# REQUIRED ACTION:
Set down again exactly the lines of the listing below that fall between the line holding "Structure: Si p+/n-/n+ power diode, at 300 K." and the line holding "(cm²/Vs) | 1417 |", inclusive.

# EXTRACTED RECORDS:
========

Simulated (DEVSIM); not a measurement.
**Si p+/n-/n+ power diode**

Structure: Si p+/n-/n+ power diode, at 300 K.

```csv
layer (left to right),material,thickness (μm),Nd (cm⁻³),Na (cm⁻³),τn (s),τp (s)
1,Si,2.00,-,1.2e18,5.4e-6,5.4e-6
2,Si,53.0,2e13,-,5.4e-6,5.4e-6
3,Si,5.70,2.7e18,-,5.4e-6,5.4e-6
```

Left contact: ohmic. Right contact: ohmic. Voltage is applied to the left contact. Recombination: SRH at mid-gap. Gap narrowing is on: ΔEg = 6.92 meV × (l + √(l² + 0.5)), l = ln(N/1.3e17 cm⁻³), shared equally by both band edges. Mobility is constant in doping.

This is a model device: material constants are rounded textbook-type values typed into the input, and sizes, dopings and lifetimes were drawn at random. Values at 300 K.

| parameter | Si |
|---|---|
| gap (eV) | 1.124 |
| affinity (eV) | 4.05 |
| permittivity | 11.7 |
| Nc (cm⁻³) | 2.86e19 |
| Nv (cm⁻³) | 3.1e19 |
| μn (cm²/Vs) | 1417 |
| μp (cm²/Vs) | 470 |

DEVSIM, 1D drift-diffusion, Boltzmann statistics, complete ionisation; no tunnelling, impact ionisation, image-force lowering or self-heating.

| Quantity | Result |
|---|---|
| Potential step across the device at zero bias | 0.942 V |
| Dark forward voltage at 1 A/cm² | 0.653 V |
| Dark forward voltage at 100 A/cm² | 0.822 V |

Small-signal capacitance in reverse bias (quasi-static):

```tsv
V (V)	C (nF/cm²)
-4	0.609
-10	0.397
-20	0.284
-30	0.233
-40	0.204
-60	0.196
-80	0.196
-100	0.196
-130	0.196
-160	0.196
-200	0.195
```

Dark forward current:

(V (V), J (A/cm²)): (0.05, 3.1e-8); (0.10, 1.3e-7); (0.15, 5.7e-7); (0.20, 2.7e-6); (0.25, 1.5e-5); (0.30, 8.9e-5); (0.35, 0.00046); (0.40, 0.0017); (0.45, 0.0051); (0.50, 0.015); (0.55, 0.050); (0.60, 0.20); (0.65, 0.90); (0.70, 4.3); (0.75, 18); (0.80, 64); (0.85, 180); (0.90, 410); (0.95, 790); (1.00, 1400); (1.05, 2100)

========

# RESPONSE:
Structure: Si p+/n-/n+ power diode, at 300 K.

```csv
layer (left to right),material,thickness (μm),Nd (cm⁻³),Na (cm⁻³),τn (s),τp (s)
1,Si,2.00,-,1.2e18,5.4e-6,5.4e-6
2,Si,53.0,2e13,-,5.4e-6,5.4e-6
3,Si,5.70,2.7e18,-,5.4e-6,5.4e-6
```

Left contact: ohmic. Right contact: ohmic. Voltage is applied to the left contact. Recombination: SRH at mid-gap. Gap narrowing is on: ΔEg = 6.92 meV × (l + √(l² + 0.5)), l = ln(N/1.3e17 cm⁻³), shared equally by both band edges. Mobility is constant in doping.

This is a model device: material constants are rounded textbook-type values typed into the input, and sizes, dopings and lifetimes were drawn at random. Values at 300 K.

| parameter | Si |
|---|---|
| gap (eV) | 1.124 |
| affinity (eV) | 4.05 |
| permittivity | 11.7 |
| Nc (cm⁻³) | 2.86e19 |
| Nv (cm⁻³) | 3.1e19 |
| μn (cm²/Vs) | 1417 |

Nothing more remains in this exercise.